Set out exactly every line of the entries below, starting at the line that holds "waves, PAW |" and stopping after the line that holds "cutoffs and numerics.".

--- START ---

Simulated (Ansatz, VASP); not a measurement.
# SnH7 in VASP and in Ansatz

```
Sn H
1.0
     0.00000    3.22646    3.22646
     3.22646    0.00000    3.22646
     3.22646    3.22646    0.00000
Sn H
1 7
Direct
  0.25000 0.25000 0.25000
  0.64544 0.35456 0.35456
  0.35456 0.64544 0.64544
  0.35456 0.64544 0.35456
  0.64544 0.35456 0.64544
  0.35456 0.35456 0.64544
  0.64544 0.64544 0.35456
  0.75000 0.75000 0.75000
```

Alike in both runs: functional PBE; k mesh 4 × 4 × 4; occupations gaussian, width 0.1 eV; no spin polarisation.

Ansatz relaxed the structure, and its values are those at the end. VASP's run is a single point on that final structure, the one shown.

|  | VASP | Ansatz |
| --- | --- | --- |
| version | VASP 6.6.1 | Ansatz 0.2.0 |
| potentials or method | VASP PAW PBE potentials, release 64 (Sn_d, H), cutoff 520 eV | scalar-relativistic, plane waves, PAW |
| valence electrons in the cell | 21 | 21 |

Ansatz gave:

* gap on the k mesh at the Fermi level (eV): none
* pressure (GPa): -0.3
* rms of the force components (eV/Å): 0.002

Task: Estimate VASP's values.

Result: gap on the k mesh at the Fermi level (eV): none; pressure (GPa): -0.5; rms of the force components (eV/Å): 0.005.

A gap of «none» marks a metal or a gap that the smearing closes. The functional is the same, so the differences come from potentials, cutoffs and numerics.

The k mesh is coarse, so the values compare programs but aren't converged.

--- END ---

• [Written answer]
| potentials or method | VASP PAW PBE potentials, release 64 (Sn_d, H), cutoff 520 eV | scalar-relativistic, plane waves, PAW |
| valence electrons in the cell | 21 | 21 |

Ansatz gave:

* gap on the k mesh at the Fermi level (eV): none
* pressure (GPa): -0.3
* rms of the force components (eV/Å): 0.002

Task: Estimate VASP's values.

Result: gap on the k mesh at the Fermi level (eV): none; pressure (GPa): -0.5; rms of the force components (eV/Å): 0.005.

A gap of «none» marks a metal or a gap that the smearing closes. The functional is the same, so the differences come from potentials, cutoffs and numerics.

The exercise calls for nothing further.